-- Task item --
Please output the section of the listing below that opens with the line containing "332.8 | 373.2 |" and closes with the line containing "317.6 | 359.6 |", exactly and with nothing else.

○ ○ ○

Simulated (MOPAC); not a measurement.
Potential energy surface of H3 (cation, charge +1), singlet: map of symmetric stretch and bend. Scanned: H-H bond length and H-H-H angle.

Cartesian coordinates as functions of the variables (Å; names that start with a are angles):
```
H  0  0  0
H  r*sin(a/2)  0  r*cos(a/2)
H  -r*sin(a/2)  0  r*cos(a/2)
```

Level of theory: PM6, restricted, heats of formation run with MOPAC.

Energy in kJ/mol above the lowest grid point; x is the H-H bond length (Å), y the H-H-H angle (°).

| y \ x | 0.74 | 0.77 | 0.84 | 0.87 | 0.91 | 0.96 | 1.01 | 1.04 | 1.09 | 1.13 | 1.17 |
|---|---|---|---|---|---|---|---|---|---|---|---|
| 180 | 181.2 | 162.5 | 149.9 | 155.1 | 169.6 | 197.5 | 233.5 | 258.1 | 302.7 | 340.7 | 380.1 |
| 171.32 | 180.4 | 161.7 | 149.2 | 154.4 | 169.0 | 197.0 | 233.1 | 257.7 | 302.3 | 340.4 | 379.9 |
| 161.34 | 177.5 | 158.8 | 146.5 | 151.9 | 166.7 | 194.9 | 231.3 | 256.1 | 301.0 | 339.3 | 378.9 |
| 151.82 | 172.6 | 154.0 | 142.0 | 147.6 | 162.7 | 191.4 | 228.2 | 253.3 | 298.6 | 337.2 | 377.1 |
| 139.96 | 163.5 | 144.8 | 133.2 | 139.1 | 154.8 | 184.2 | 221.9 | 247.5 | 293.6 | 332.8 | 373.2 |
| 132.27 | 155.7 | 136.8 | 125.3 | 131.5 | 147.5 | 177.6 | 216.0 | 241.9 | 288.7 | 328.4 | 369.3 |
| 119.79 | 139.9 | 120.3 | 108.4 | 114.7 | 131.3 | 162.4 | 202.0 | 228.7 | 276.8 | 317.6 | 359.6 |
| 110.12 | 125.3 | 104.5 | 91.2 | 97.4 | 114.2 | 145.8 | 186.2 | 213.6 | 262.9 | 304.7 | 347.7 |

○ ○ ○

-- Answer box --
| 139.96 | 163.5 | 144.8 | 133.2 | 139.1 | 154.8 | 184.2 | 221.9 | 247.5 | 293.6 | 332.8 | 373.2 |
| 132.27 | 155.7 | 136.8 | 125.3 | 131.5 | 147.5 | 177.6 | 216.0 | 241.9 | 288.7 | 328.4 | 369.3 |
| 119.79 | 139.9 | 120.3 | 108.4 | 114.7 | 131.3 | 162.4 | 202.0 | 228.7 | 276.8 | 317.6 | 359.6 |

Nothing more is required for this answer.